◆ **Record set**
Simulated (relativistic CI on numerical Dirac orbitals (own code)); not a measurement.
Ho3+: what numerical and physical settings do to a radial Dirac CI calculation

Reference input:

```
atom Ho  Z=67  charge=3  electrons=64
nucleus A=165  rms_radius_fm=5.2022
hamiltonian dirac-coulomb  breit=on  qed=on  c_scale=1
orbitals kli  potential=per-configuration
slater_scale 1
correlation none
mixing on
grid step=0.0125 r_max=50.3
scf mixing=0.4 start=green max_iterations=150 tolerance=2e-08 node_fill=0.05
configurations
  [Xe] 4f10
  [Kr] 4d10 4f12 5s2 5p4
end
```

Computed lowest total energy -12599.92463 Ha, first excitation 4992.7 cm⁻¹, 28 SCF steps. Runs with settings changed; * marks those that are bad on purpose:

◆ **Requirement**
From the first line through the last, repeat the entries exactly.

◆ **Answer area**
Simulated (relativistic CI on numerical Dirac orbitals (own code)); not a measurement.
Ho3+: what numerical and physical settings do to a radial Dirac CI calculation

Reference input:

```
atom Ho  Z=67  charge=3  electrons=64
nucleus A=165  rms_radius_fm=5.2022
hamiltonian dirac-coulomb  breit=on  qed=on  c_scale=1
orbitals kli  potential=per-configuration
slater_scale 1
correlation none
mixing on
grid step=0.0125 r_max=50.3
scf mixing=0.4 start=green max_iterations=150 tolerance=2e-08 node_fill=0.05
configurations
  [Xe] 4f10
  [Kr] 4d10 4f12 5s2 5p4
end
```

Computed lowest total energy -12599.92463 Ha, first excitation 4992.7 cm⁻¹, 28 SCF steps. Runs with settings changed; * marks those that are bad on purpose:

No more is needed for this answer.